- Work task
An exact reproduction of each record is required.

+-------+

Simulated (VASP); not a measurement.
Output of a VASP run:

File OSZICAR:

+-------+

- Worked solution
Simulated (VASP); not a measurement.
Output of a VASP run:

File OSZICAR:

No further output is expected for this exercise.